Material shown:
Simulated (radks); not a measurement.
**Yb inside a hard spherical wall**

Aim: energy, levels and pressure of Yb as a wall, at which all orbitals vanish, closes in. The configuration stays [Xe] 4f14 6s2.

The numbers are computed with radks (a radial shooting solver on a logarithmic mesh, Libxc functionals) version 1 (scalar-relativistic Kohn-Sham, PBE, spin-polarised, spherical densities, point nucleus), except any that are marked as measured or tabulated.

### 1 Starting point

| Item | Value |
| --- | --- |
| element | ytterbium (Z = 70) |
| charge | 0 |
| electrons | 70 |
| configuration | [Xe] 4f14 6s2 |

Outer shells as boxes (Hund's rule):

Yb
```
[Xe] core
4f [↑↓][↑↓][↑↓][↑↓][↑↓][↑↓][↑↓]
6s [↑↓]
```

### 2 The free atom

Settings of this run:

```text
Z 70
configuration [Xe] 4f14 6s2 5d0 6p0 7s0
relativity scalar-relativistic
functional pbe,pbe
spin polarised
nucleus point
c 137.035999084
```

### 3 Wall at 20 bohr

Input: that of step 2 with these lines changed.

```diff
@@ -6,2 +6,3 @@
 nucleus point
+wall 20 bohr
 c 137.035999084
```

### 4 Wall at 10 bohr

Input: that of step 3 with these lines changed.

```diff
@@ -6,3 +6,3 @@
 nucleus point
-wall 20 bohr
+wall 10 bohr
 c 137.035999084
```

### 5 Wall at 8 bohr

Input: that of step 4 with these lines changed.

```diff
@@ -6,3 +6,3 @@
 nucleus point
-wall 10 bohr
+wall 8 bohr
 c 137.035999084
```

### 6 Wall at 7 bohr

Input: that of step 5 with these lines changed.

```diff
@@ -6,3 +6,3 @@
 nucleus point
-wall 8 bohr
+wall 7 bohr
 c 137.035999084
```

Work item: Copy all the records above precisely.

Worked solution:
Simulated (radks); not a measurement.
**Yb inside a hard spherical wall**

Aim: energy, levels and pressure of Yb as a wall, at which all orbitals vanish, closes in. The configuration stays [Xe] 4f14 6s2.

The numbers are computed with radks (a radial shooting solver on a logarithmic mesh, Libxc functionals) version 1 (scalar-relativistic Kohn-Sham, PBE, spin-polarised, spherical densities, point nucleus), except any that are marked as measured or tabulated.

### 1 Starting point

| Item | Value |
| --- | --- |
| element | ytterbium (Z = 70) |
| charge | 0 |
| electrons | 70 |
| configuration | [Xe] 4f14 6s2 |

Outer shells as boxes (Hund's rule):

Yb
```
[Xe] core
4f [↑↓][↑↓][↑↓][↑↓][↑↓][↑↓][↑↓]
6s [↑↓]
```

### 2 The free atom

Settings of this run:

```text
Z 70
configuration [Xe] 4f14 6s2 5d0 6p0 7s0
relativity scalar-relativistic
functional pbe,pbe
spin polarised
nucleus point
c 137.035999084
```

### 3 Wall at 20 bohr

Input: that of step 2 with these lines changed.

```diff
@@ -6,2 +6,3 @@
 nucleus point
+wall 20 bohr
 c 137.035999084
```

### 4 Wall at 10 bohr

Input: that of step 3 with these lines changed.

```diff
@@ -6,3 +6,3 @@
 nucleus point
-wall 20 bohr
+wall 10 bohr
 c 137.035999084
```

### 5 Wall at 8 bohr

Input: that of step 4 with these lines changed.

```diff
@@ -6,3 +6,3 @@
 nucleus point
-wall 10 bohr
+wall 8 bohr
 c 137.035999084
```

### 6 Wall at 7 bohr

Input: that of step 5 with these lines changed.

```diff
@@ -6,3 +6,3 @@
 nucleus point
-wall 8 bohr
+wall 7 bohr
 c 137.035999084
```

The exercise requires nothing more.